- [BRIEF]: Starting with the first line and ending with the one that holds "the B–B bond).", retype the entries exactly.

Segment Start: SUPPLIED DATA

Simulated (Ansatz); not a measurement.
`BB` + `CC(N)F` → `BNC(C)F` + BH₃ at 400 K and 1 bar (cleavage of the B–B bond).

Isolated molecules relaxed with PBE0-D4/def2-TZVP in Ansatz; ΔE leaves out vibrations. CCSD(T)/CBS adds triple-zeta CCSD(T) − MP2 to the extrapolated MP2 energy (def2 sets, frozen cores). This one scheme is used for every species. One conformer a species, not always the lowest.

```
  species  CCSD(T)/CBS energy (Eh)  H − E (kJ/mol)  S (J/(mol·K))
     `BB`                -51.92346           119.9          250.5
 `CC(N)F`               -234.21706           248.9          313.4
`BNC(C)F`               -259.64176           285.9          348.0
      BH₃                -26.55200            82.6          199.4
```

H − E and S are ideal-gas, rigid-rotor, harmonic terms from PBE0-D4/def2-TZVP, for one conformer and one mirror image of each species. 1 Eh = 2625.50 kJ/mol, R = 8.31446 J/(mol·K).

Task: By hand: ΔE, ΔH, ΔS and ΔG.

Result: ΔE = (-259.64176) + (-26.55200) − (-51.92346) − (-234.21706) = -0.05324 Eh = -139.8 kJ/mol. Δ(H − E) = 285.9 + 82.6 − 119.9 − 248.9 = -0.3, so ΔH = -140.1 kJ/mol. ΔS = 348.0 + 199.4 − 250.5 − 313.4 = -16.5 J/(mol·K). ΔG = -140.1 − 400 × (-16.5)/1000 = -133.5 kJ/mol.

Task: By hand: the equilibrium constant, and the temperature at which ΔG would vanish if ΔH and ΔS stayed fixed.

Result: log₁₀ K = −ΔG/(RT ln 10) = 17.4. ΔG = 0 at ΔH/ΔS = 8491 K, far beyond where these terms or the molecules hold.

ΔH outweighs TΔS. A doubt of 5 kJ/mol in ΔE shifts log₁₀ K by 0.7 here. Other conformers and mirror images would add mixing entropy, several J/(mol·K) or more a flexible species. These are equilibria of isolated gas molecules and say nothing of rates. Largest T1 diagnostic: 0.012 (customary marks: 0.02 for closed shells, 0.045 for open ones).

Segment End: SUPPLIED DATA

- [EXERCISE RESPONSE]:
Simulated (Ansatz); not a measurement.
`BB` + `CC(N)F` → `BNC(C)F` + BH₃ at 400 K and 1 bar (cleavage of the B–B bond).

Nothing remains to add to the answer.